## Assignment
Stop after the line containing "4.10 | 3.32 | 4 |"; retype every line of the data before it exactly, starting from the first.

*** Begin section ***

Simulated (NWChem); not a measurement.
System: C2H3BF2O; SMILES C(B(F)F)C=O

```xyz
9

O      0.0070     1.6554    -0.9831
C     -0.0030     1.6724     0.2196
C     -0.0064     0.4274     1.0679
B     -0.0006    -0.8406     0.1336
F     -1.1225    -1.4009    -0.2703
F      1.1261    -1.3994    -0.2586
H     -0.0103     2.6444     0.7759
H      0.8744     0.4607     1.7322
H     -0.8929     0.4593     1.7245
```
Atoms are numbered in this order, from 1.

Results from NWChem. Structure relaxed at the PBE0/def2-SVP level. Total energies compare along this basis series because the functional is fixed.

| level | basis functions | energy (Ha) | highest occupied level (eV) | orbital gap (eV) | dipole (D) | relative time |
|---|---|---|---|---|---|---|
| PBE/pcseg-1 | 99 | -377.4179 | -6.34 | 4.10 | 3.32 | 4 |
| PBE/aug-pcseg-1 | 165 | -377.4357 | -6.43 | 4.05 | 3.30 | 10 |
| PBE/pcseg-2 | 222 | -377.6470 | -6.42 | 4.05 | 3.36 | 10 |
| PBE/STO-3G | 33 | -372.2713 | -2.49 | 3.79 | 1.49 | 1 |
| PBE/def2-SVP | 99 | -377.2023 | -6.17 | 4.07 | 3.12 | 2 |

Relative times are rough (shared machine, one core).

*** End section ***

## Worked solution
Simulated (NWChem); not a measurement.
System: C2H3BF2O; SMILES C(B(F)F)C=O

```xyz
9

O      0.0070     1.6554    -0.9831
C     -0.0030     1.6724     0.2196
C     -0.0064     0.4274     1.0679
B     -0.0006    -0.8406     0.1336
F     -1.1225    -1.4009    -0.2703
F      1.1261    -1.3994    -0.2586
H     -0.0103     2.6444     0.7759
H      0.8744     0.4607     1.7322
H     -0.8929     0.4593     1.7245
```
Atoms are numbered in this order, from 1.

Results from NWChem. Structure relaxed at the PBE0/def2-SVP level. Total energies compare along this basis series because the functional is fixed.

| level | basis functions | energy (Ha) | highest occupied level (eV) | orbital gap (eV) | dipole (D) | relative time |
|---|---|---|---|---|---|---|
| PBE/pcseg-1 | 99 | -377.4179 | -6.34 | 4.10 | 3.32 | 4 |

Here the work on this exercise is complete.